- [WORK INSTRUCTION]
Below are some records; output all of them exactly as they read.

- [DATA FOR REVIEW]
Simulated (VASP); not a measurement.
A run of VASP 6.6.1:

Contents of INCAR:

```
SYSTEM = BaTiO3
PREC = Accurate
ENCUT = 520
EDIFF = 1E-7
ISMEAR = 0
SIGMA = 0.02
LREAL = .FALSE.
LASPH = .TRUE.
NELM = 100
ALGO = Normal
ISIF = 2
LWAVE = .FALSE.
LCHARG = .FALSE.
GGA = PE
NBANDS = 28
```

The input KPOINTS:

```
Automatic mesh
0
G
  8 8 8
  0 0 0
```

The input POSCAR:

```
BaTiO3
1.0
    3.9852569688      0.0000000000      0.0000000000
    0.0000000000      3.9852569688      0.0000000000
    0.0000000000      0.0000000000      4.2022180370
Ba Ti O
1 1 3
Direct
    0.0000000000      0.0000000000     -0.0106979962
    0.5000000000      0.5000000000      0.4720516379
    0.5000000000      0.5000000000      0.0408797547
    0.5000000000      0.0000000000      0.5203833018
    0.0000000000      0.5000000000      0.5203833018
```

- [WRITTEN REPLY]
Simulated (VASP); not a measurement.
A run of VASP 6.6.1:

Contents of INCAR:

```
SYSTEM = BaTiO3
PREC = Accurate
ENCUT = 520
EDIFF = 1E-7
ISMEAR = 0
SIGMA = 0.02
LREAL = .FALSE.
LASPH = .TRUE.
NELM = 100
ALGO = Normal
ISIF = 2
LWAVE = .FALSE.
LCHARG = .FALSE.
GGA = PE
NBANDS = 28
```

The input KPOINTS:

```
Automatic mesh
0
G
  8 8 8
  0 0 0
```

The input POSCAR:

```
BaTiO3
1.0
    3.9852569688      0.0000000000      0.0000000000
    0.0000000000      3.9852569688      0.0000000000
    0.0000000000      0.0000000000      4.2022180370
Ba Ti O
1 1 3
Direct
    0.0000000000      0.0000000000     -0.0106979962
    0.5000000000      0.5000000000      0.4720516379
    0.5000000000      0.5000000000      0.0408797547
    0.5000000000      0.0000000000      0.5203833018
    0.0000000000      0.5000000000      0.5203833018
```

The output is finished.